Once you reach the line containing "Hardware: 1 thread" in the entries below, write out that line and each one after it down to the line containing "Q: Estimate the wall time of this run.", exactly and with nothing added.

■ PROVIDED DATA ■
....

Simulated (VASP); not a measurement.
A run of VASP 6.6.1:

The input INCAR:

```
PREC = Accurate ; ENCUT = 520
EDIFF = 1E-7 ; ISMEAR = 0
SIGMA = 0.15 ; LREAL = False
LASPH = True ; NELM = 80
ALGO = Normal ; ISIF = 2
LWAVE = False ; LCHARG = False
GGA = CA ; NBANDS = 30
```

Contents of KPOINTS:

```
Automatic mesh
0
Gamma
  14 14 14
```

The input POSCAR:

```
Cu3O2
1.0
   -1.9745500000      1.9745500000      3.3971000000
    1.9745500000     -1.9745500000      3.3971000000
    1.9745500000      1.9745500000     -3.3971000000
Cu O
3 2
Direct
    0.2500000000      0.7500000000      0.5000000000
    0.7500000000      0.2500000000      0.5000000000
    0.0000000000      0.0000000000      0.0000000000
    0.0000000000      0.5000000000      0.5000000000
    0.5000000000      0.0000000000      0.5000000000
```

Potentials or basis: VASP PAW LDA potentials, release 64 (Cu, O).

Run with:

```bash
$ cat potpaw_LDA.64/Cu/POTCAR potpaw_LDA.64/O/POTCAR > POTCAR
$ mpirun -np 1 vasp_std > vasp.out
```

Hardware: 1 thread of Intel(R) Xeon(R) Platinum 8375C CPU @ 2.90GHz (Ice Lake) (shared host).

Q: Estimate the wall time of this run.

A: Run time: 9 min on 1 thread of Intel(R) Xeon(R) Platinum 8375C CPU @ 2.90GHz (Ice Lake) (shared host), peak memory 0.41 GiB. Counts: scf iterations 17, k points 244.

....

■ PROBLEM SOLUTION ■
Hardware: 1 thread of Intel(R) Xeon(R) Platinum 8375C CPU @ 2.90GHz (Ice Lake) (shared host).

Q: Estimate the wall time of this run.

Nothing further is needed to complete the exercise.